┌─ RECORDS PROVIDED

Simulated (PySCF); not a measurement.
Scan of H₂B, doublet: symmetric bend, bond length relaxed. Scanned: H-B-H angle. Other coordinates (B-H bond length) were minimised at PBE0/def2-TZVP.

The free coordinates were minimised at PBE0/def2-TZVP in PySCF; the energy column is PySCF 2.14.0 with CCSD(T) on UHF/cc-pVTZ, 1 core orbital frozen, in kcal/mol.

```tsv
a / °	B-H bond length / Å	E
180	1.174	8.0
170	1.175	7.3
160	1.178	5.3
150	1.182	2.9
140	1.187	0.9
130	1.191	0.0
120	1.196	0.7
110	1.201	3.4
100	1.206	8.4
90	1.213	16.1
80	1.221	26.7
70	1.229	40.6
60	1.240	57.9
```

└─

EXERCISE: Would you return all of the data exactly as it stands above?

EXERCISE RESULT:
Simulated (PySCF); not a measurement.
Scan of H₂B, doublet: symmetric bend, bond length relaxed. Scanned: H-B-H angle. Other coordinates (B-H bond length) were minimised at PBE0/def2-TZVP.

The free coordinates were minimised at PBE0/def2-TZVP in PySCF; the energy column is PySCF 2.14.0 with CCSD(T) on UHF/cc-pVTZ, 1 core orbital frozen, in kcal/mol.

```tsv
a / °	B-H bond length / Å	E
180	1.174	8.0
170	1.175	7.3
160	1.178	5.3
150	1.182	2.9
140	1.187	0.9
130	1.191	0.0
120	1.196	0.7
110	1.201	3.4
100	1.206	8.4
90	1.213	16.1
80	1.221	26.7
70	1.229	40.6
60	1.240	57.9
```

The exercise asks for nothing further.